....

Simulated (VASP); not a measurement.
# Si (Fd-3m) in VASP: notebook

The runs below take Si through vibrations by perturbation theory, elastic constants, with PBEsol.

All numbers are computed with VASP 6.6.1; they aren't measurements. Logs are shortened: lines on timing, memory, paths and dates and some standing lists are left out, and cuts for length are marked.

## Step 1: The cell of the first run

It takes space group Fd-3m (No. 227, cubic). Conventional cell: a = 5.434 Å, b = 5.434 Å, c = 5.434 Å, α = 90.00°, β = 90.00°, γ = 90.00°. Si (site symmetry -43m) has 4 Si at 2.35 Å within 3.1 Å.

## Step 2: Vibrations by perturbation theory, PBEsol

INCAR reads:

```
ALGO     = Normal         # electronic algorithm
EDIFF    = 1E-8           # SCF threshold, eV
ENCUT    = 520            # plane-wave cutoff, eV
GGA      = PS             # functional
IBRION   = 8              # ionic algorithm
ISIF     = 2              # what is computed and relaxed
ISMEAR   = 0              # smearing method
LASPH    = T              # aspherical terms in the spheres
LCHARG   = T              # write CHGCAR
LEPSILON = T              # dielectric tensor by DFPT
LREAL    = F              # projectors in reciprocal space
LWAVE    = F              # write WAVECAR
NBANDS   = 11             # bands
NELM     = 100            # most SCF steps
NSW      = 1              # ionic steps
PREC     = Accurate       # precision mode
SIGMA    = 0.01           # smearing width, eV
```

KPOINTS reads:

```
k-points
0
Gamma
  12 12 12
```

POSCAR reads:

....

■ **Work order**:
Return the listing above word for word.

■ **Task result**:
Simulated (VASP); not a measurement.
# Si (Fd-3m) in VASP: notebook

The runs below take Si through vibrations by perturbation theory, elastic constants, with PBEsol.

All numbers are computed with VASP 6.6.1; they aren't measurements. Logs are shortened: lines on timing, memory, paths and dates and some standing lists are left out, and cuts for length are marked.

## Step 1: The cell of the first run

It takes space group Fd-3m (No. 227, cubic). Conventional cell: a = 5.434 Å, b = 5.434 Å, c = 5.434 Å, α = 90.00°, β = 90.00°, γ = 90.00°. Si (site symmetry -43m) has 4 Si at 2.35 Å within 3.1 Å.

## Step 2: Vibrations by perturbation theory, PBEsol

INCAR reads:

```
ALGO     = Normal         # electronic algorithm
EDIFF    = 1E-8           # SCF threshold, eV
ENCUT    = 520            # plane-wave cutoff, eV
GGA      = PS             # functional
IBRION   = 8              # ionic algorithm
ISIF     = 2              # what is computed and relaxed
ISMEAR   = 0              # smearing method
LASPH    = T              # aspherical terms in the spheres
LCHARG   = T              # write CHGCAR
LEPSILON = T              # dielectric tensor by DFPT
LREAL    = F              # projectors in reciprocal space
LWAVE    = F              # write WAVECAR
NBANDS   = 11             # bands
NELM     = 100            # most SCF steps
NSW      = 1              # ionic steps
PREC     = Accurate       # precision mode
SIGMA    = 0.01           # smearing width, eV
```

KPOINTS reads:

```
k-points
0
Gamma
  12 12 12
```

POSCAR reads:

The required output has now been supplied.